Required action –
The reply has to contain each record exactly as written.

#####

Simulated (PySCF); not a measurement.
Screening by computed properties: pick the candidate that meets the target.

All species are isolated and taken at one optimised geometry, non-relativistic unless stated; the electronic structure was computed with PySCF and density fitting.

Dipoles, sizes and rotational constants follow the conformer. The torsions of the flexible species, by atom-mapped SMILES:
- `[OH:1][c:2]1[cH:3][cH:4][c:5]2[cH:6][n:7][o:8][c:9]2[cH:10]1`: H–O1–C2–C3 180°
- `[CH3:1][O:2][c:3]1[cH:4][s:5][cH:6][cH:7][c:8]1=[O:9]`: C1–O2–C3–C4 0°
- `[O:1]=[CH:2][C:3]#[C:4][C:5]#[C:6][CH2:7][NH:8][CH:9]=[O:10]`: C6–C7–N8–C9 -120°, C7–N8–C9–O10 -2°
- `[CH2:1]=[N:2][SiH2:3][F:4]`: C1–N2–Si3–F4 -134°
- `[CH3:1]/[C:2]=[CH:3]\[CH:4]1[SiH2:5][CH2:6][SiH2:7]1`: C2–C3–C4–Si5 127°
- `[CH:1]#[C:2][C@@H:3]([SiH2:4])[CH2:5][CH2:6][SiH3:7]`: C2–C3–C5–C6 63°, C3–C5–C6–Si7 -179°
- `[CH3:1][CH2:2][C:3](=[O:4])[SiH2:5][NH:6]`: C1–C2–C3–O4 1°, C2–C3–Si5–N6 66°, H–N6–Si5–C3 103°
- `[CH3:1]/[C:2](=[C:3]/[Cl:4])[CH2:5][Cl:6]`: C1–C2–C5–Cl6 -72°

#####

Written response –
Simulated (PySCF); not a measurement.
Screening by computed properties: pick the candidate that meets the target.

All species are isolated and taken at one optimised geometry, non-relativistic unless stated; the electronic structure was computed with PySCF and density fitting.

Dipoles, sizes and rotational constants follow the conformer. The torsions of the flexible species, by atom-mapped SMILES:
- `[OH:1][c:2]1[cH:3][cH:4][c:5]2[cH:6][n:7][o:8][c:9]2[cH:10]1`: H–O1–C2–C3 180°
- `[CH3:1][O:2][c:3]1[cH:4][s:5][cH:6][cH:7][c:8]1=[O:9]`: C1–O2–C3–C4 0°
- `[O:1]=[CH:2][C:3]#[C:4][C:5]#[C:6][CH2:7][NH:8][CH:9]=[O:10]`: C6–C7–N8–C9 -120°, C7–N8–C9–O10 -2°
- `[CH2:1]=[N:2][SiH2:3][F:4]`: C1–N2–Si3–F4 -134°
- `[CH3:1]/[C:2]=[CH:3]\[CH:4]1[SiH2:5][CH2:6][SiH2:7]1`: C2–C3–C4–Si5 127°
- `[CH:1]#[C:2][C@@H:3]([SiH2:4])[CH2:5][CH2:6][SiH3:7]`: C2–C3–C5–C6 63°, C3–C5–C6–Si7 -179°
- `[CH3:1][CH2:2][C:3](=[O:4])[SiH2:5][NH:6]`: C1–C2–C3–O4 1°, C2–C3–Si5–N6 66°, H–N6–Si5–C3 103°
- `[CH3:1]/[C:2](=[C:3]/[Cl:4])[CH2:5][Cl:6]`: C1–C2–C5–Cl6 -72°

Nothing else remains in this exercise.